* **Data records**
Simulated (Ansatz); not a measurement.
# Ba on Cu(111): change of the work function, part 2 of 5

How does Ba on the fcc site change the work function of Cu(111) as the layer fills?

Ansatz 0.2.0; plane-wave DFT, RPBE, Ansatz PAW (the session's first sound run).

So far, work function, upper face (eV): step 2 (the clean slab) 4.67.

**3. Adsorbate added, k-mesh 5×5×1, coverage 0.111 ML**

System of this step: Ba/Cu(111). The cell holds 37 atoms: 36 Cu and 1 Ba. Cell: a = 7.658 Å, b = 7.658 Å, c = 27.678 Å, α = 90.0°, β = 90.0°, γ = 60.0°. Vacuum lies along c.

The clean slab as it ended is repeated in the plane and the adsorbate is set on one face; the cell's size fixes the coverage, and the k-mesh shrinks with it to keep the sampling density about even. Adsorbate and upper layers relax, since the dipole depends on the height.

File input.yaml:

* **Work request**
Write out the entries verbatim, all of them.

* **Response box**
Simulated (Ansatz); not a measurement.
# Ba on Cu(111): change of the work function, part 2 of 5

How does Ba on the fcc site change the work function of Cu(111) as the layer fills?

Ansatz 0.2.0; plane-wave DFT, RPBE, Ansatz PAW (the session's first sound run).

So far, work function, upper face (eV): step 2 (the clean slab) 4.67.

**3. Adsorbate added, k-mesh 5×5×1, coverage 0.111 ML**

System of this step: Ba/Cu(111). The cell holds 37 atoms: 36 Cu and 1 Ba. Cell: a = 7.658 Å, b = 7.658 Å, c = 27.678 Å, α = 90.0°, β = 90.0°, γ = 60.0°. Vacuum lies along c.

The clean slab as it ended is repeated in the plane and the adsorbate is set on one face; the cell's size fixes the coverage, and the k-mesh shrinks with it to keep the sampling density about even. Adsorbate and upper layers relax, since the dipole depends on the height.

File input.yaml:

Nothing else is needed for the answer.